## Information shown
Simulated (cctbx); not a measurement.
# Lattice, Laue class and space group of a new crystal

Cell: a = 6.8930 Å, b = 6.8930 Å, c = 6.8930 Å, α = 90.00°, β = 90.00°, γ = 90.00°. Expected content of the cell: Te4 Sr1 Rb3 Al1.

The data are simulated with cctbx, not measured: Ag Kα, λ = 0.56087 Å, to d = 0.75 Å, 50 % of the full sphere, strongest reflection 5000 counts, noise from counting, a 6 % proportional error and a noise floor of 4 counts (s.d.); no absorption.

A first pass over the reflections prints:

## Assigned task
In the entries above, find the line holding "# Lattice, Laue" and the line holding "Cell: a = 6.8930"; print both of them and every line between, exactly, and nothing else.

## Written answer
# Lattice, Laue class and space group of a new crystal

Cell: a = 6.8930 Å, b = 6.8930 Å, c = 6.8930 Å, α = 90.00°, β = 90.00°, γ = 90.00°. Expected content of the cell: Te4 Sr1 Rb3 Al1.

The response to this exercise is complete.